BEGIN

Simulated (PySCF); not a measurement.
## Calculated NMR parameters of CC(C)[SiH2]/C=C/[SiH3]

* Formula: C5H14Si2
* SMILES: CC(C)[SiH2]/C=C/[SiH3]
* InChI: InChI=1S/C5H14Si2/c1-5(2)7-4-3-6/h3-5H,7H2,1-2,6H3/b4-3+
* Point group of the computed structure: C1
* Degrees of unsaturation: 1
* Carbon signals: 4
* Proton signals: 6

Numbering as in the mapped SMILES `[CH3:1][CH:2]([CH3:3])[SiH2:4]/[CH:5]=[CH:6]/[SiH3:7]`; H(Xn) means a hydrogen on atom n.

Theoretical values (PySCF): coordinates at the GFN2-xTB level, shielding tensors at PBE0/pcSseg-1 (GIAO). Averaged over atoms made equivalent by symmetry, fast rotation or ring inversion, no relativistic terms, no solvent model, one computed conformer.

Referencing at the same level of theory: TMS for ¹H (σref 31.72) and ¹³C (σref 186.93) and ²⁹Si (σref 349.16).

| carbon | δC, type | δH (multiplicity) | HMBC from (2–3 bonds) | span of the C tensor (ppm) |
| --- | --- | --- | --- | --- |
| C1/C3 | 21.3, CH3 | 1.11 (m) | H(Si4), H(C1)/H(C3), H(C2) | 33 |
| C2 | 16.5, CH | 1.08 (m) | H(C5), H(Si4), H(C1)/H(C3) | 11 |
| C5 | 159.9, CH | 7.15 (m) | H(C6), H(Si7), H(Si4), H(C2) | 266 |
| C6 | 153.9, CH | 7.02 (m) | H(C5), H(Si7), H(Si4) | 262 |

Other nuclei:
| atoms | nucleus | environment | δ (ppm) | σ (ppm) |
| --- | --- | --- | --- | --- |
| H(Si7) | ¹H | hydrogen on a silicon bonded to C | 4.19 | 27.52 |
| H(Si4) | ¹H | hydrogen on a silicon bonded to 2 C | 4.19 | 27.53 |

END

**Action item:**
Starting with the line with "H(C2) | 33 |" above and going on through the line with "4.19 | 27.52 |", transcribe every line exactly, both ends included, and add nothing.

**Written answer:**
| C1/C3 | 21.3, CH3 | 1.11 (m) | H(Si4), H(C1)/H(C3), H(C2) | 33 |
| C2 | 16.5, CH | 1.08 (m) | H(C5), H(Si4), H(C1)/H(C3) | 11 |
| C5 | 159.9, CH | 7.15 (m) | H(C6), H(Si7), H(Si4), H(C2) | 266 |
| C6 | 153.9, CH | 7.02 (m) | H(C5), H(Si7), H(Si4) | 262 |

Other nuclei:
| atoms | nucleus | environment | δ (ppm) | σ (ppm) |
| --- | --- | --- | --- | --- |
| H(Si7) | ¹H | hydrogen on a silicon bonded to C | 4.19 | 27.52 |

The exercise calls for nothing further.